━━━━━ Given entries

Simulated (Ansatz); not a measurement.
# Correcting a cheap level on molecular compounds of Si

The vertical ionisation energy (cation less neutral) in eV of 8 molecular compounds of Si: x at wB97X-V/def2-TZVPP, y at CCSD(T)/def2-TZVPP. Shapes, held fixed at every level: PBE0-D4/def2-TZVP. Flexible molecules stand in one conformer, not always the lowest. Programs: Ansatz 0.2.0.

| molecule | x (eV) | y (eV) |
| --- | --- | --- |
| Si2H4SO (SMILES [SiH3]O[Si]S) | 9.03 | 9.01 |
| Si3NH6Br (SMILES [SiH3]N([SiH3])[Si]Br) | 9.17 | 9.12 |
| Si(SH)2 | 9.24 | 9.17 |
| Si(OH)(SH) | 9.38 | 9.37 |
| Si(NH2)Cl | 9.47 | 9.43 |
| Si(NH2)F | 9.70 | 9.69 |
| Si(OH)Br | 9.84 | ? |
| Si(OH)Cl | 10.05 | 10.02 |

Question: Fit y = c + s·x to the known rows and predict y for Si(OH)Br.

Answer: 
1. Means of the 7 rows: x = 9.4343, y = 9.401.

━━━━━━━━━━

Copy out only the lines running from the beginning of the data to the line with "# Correcting a", both ends included.

- Task result:
Simulated (Ansatz); not a measurement.
# Correcting a cheap level on molecular compounds of Si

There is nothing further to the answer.